*DATA RECORDS*
*****
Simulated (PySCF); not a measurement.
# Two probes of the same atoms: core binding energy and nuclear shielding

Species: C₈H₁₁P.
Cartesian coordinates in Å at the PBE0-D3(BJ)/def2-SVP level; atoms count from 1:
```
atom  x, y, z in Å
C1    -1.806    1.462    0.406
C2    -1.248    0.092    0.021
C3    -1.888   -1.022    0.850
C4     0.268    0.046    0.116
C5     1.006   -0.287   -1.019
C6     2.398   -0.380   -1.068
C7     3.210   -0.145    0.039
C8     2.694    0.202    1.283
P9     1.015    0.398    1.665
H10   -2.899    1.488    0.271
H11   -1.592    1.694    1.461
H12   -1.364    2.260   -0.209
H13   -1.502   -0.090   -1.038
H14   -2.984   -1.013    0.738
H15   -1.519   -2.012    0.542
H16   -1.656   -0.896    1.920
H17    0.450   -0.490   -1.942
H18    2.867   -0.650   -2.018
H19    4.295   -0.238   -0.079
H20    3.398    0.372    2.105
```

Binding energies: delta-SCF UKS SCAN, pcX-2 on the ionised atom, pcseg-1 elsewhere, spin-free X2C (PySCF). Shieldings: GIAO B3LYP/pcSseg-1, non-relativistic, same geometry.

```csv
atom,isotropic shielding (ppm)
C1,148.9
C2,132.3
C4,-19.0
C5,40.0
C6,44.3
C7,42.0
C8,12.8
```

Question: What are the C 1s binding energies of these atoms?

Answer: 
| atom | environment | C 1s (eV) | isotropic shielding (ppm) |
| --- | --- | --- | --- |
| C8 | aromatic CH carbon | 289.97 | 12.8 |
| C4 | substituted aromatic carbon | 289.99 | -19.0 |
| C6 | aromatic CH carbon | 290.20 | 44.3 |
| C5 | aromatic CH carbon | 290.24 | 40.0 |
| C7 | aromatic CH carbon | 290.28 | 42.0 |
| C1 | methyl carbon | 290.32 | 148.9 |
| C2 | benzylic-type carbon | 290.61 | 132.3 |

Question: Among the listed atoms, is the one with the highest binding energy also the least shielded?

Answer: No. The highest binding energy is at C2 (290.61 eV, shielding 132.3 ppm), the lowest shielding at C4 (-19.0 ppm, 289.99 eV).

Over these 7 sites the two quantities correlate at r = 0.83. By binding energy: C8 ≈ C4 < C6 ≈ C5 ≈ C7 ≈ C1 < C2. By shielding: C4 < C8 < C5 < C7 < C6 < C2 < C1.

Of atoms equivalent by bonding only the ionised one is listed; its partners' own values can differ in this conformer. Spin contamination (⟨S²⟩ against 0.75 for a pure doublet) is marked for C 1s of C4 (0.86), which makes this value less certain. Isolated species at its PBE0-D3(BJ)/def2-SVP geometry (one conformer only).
*****

*REQUIREMENT*
Exactly repeat the lines running from the top of the listing to the line bearing "Over these 7", both of those lines included, and only them.

*TASK RESPONSE*
Simulated (PySCF); not a measurement.
# Two probes of the same atoms: core binding energy and nuclear shielding

Species: C₈H₁₁P.
Cartesian coordinates in Å at the PBE0-D3(BJ)/def2-SVP level; atoms count from 1:
```
atom  x, y, z in Å
C1    -1.806    1.462    0.406
C2    -1.248    0.092    0.021
C3    -1.888   -1.022    0.850
C4     0.268    0.046    0.116
C5     1.006   -0.287   -1.019
C6     2.398   -0.380   -1.068
C7     3.210   -0.145    0.039
C8     2.694    0.202    1.283
P9     1.015    0.398    1.665
H10   -2.899    1.488    0.271
H11   -1.592    1.694    1.461
H12   -1.364    2.260   -0.209
H13   -1.502   -0.090   -1.038
H14   -2.984   -1.013    0.738
H15   -1.519   -2.012    0.542
H16   -1.656   -0.896    1.920
H17    0.450   -0.490   -1.942
H18    2.867   -0.650   -2.018
H19    4.295   -0.238   -0.079
H20    3.398    0.372    2.105
```

Binding energies: delta-SCF UKS SCAN, pcX-2 on the ionised atom, pcseg-1 elsewhere, spin-free X2C (PySCF). Shieldings: GIAO B3LYP/pcSseg-1, non-relativistic, same geometry.

```csv
atom,isotropic shielding (ppm)
C1,148.9
C2,132.3
C4,-19.0
C5,40.0
C6,44.3
C7,42.0
C8,12.8
```

Question: What are the C 1s binding energies of these atoms?

Answer: 
| atom | environment | C 1s (eV) | isotropic shielding (ppm) |
| --- | --- | --- | --- |
| C8 | aromatic CH carbon | 289.97 | 12.8 |
| C4 | substituted aromatic carbon | 289.99 | -19.0 |
| C6 | aromatic CH carbon | 290.20 | 44.3 |
| C5 | aromatic CH carbon | 290.24 | 40.0 |
| C7 | aromatic CH carbon | 290.28 | 42.0 |
| C1 | methyl carbon | 290.32 | 148.9 |
| C2 | benzylic-type carbon | 290.61 | 132.3 |

Question: Among the listed atoms, is the one with the highest binding energy also the least shielded?

Answer: No. The highest binding energy is at C2 (290.61 eV, shielding 132.3 ppm), the lowest shielding at C4 (-19.0 ppm, 289.99 eV).

Over these 7 sites the two quantities correlate at r = 0.83. By binding energy: C8 ≈ C4 < C6 ≈ C5 ≈ C7 ≈ C1 < C2. By shielding: C4 < C8 < C5 < C7 < C6 < C2 < C1.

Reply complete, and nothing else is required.